> **Work task**
A verbatim copy of all entries is the expected output.

> **Source material**
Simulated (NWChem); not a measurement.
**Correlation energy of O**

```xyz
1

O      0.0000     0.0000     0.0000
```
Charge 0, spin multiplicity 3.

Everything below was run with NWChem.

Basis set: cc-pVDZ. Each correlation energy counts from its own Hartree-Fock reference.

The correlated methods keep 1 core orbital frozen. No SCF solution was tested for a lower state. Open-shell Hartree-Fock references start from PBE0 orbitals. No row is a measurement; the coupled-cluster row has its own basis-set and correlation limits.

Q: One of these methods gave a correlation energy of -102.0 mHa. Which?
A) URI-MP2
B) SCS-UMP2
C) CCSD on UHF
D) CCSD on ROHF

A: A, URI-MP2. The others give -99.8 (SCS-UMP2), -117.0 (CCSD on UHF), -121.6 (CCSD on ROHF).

> **Response box**
Simulated (NWChem); not a measurement.
**Correlation energy of O**

```xyz
1

O      0.0000     0.0000     0.0000
```
Charge 0, spin multiplicity 3.

Everything below was run with NWChem.

Basis set: cc-pVDZ. Each correlation energy counts from its own Hartree-Fock reference.

The correlated methods keep 1 core orbital frozen. No SCF solution was tested for a lower state. Open-shell Hartree-Fock references start from PBE0 orbitals. No row is a measurement; the coupled-cluster row has its own basis-set and correlation limits.

Q: One of these methods gave a correlation energy of -102.0 mHa. Which?
A) URI-MP2
B) SCS-UMP2
C) CCSD on UHF
D) CCSD on ROHF

A: A, URI-MP2. The others give -99.8 (SCS-UMP2), -117.0 (CCSD on UHF), -121.6 (CCSD on ROHF).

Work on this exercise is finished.